→ **Work order**
Start with the first line of the material. Repeat each line exactly through the one that contains "0.50 | 0.50 |".

→ **Supplied data**
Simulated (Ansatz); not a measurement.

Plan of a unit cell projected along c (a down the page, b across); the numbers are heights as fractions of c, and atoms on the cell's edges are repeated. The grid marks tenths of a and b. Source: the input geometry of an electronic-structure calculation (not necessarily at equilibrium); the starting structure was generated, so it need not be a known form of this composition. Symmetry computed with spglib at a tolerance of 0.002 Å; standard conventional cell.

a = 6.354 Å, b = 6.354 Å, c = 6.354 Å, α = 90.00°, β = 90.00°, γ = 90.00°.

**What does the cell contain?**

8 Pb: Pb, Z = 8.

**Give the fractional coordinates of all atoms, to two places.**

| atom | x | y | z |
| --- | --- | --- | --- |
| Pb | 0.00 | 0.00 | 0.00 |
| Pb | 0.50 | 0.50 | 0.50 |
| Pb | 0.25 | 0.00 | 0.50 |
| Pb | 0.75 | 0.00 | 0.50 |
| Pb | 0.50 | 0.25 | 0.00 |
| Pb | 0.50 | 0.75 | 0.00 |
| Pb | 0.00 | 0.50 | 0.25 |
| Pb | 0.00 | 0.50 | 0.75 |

→ **Written solution**
Simulated (Ansatz); not a measurement.

Plan of a unit cell projected along c (a down the page, b across); the numbers are heights as fractions of c, and atoms on the cell's edges are repeated. The grid marks tenths of a and b. Source: the input geometry of an electronic-structure calculation (not necessarily at equilibrium); the starting structure was generated, so it need not be a known form of this composition. Symmetry computed with spglib at a tolerance of 0.002 Å; standard conventional cell.

a = 6.354 Å, b = 6.354 Å, c = 6.354 Å, α = 90.00°, β = 90.00°, γ = 90.00°.

**What does the cell contain?**

8 Pb: Pb, Z = 8.

**Give the fractional coordinates of all atoms, to two places.**

| atom | x | y | z |
| --- | --- | --- | --- |
| Pb | 0.00 | 0.00 | 0.00 |
| Pb | 0.50 | 0.50 | 0.50 |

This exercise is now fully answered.